» **Requirement**
Reproduce word for word the lines between those holding "Highest: PBE (6.3" and "5.87 | -1.1 |", inclusive, and nothing else from the data below.

» **Records shown**
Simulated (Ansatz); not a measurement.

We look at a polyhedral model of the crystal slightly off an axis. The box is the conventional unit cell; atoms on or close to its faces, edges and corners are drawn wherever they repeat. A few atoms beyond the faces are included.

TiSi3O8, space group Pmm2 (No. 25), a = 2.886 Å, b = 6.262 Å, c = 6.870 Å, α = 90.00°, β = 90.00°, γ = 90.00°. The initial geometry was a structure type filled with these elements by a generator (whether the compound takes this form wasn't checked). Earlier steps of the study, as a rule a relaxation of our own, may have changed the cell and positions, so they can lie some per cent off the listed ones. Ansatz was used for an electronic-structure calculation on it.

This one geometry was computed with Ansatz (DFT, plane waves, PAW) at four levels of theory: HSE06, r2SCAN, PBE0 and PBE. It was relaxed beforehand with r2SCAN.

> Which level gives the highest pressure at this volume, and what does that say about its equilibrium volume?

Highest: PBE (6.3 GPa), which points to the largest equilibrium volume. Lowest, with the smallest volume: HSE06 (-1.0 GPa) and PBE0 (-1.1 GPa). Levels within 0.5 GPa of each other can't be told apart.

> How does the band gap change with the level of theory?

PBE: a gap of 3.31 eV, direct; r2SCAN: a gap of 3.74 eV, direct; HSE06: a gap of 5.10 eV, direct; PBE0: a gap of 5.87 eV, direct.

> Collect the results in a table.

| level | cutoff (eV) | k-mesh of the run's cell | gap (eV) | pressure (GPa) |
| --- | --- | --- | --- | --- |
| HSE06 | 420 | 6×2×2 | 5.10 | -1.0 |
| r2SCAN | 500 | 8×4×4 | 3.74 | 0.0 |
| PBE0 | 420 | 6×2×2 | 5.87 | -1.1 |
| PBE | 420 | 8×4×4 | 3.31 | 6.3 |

» **Written answer**
Highest: PBE (6.3 GPa), which points to the largest equilibrium volume. Lowest, with the smallest volume: HSE06 (-1.0 GPa) and PBE0 (-1.1 GPa). Levels within 0.5 GPa of each other can't be told apart.

> How does the band gap change with the level of theory?

PBE: a gap of 3.31 eV, direct; r2SCAN: a gap of 3.74 eV, direct; HSE06: a gap of 5.10 eV, direct; PBE0: a gap of 5.87 eV, direct.

> Collect the results in a table.

| level | cutoff (eV) | k-mesh of the run's cell | gap (eV) | pressure (GPa) |
| --- | --- | --- | --- | --- |
| HSE06 | 420 | 6×2×2 | 5.10 | -1.0 |
| r2SCAN | 500 | 8×4×4 | 3.74 | 0.0 |
| PBE0 | 420 | 6×2×2 | 5.87 | -1.1 |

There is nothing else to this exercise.